### Exercise
In the entries below, find the line with "Symmetry: Fm-3m, No." and the line with "## (2) Relaxation". Reproduce those two lines and every line between them exactly, and nothing more.

### Data section
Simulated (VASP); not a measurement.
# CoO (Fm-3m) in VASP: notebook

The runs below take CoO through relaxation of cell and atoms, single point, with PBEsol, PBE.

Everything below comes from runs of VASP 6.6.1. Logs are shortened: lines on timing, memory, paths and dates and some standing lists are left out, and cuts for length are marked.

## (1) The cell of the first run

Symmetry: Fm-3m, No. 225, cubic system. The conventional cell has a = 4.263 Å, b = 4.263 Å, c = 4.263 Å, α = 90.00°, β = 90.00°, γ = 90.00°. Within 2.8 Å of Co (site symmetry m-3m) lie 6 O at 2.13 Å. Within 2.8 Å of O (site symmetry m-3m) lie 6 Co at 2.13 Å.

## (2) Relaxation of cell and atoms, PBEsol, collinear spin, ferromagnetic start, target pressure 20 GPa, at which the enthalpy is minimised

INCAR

### Reply
Symmetry: Fm-3m, No. 225, cubic system. The conventional cell has a = 4.263 Å, b = 4.263 Å, c = 4.263 Å, α = 90.00°, β = 90.00°, γ = 90.00°. Within 2.8 Å of Co (site symmetry m-3m) lie 6 O at 2.13 Å. Within 2.8 Å of O (site symmetry m-3m) lie 6 Co at 2.13 Å.

## (2) Relaxation of cell and atoms, PBEsol, collinear spin, ferromagnetic start, target pressure 20 GPa, at which the enthalpy is minimised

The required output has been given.